■ **Task item**
Set down exactly the lines of the records from the top to the line containing "The species carries"; include both.

■ **Study material**
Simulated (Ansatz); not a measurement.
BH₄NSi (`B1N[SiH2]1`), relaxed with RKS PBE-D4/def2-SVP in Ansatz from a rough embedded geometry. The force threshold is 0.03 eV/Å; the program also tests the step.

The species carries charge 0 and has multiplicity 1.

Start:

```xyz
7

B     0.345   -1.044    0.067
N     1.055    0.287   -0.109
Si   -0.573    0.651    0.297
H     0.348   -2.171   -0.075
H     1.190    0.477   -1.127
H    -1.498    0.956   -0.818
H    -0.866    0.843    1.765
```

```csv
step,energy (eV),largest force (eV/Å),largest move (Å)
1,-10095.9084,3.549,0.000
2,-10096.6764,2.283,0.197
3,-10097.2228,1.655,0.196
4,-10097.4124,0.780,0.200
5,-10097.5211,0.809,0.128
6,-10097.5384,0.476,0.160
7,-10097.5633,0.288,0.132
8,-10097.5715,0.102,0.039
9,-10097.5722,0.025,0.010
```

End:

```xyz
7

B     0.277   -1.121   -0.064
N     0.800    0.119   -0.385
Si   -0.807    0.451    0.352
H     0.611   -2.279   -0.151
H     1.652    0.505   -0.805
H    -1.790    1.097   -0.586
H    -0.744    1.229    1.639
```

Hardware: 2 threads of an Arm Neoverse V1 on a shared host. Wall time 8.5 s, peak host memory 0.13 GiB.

■ **Response area**
Simulated (Ansatz); not a measurement.
BH₄NSi (`B1N[SiH2]1`), relaxed with RKS PBE-D4/def2-SVP in Ansatz from a rough embedded geometry. The force threshold is 0.03 eV/Å; the program also tests the step.

The species carries charge 0 and has multiplicity 1.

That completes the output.